===============
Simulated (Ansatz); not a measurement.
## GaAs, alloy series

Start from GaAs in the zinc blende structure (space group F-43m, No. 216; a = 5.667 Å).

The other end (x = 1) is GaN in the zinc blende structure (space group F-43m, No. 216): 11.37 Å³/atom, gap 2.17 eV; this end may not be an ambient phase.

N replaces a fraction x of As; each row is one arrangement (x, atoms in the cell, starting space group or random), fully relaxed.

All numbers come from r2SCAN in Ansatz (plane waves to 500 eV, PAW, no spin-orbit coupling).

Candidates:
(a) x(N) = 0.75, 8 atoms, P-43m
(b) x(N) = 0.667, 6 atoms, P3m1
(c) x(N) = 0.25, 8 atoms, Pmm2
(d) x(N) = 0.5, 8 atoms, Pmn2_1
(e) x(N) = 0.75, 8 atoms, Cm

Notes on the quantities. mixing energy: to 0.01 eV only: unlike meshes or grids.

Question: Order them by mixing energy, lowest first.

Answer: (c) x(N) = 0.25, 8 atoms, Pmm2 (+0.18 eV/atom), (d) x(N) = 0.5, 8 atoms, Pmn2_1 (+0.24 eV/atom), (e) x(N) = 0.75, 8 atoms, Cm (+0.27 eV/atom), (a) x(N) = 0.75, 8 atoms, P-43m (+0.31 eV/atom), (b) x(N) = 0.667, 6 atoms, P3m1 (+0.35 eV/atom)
===============

The lines above from the one containing "Start from GaAs" through the one containing "Question: Order them" are to be set down exactly, and no others.

Start from GaAs in the zinc blende structure (space group F-43m, No. 216; a = 5.667 Å).

The other end (x = 1) is GaN in the zinc blende structure (space group F-43m, No. 216): 11.37 Å³/atom, gap 2.17 eV; this end may not be an ambient phase.

N replaces a fraction x of As; each row is one arrangement (x, atoms in the cell, starting space group or random), fully relaxed.

All numbers come from r2SCAN in Ansatz (plane waves to 500 eV, PAW, no spin-orbit coupling).

Candidates:
(a) x(N) = 0.75, 8 atoms, P-43m
(b) x(N) = 0.667, 6 atoms, P3m1
(c) x(N) = 0.25, 8 atoms, Pmm2
(d) x(N) = 0.5, 8 atoms, Pmn2_1
(e) x(N) = 0.75, 8 atoms, Cm

Notes on the quantities. mixing energy: to 0.01 eV only: unlike meshes or grids.

Question: Order them by mixing energy, lowest first.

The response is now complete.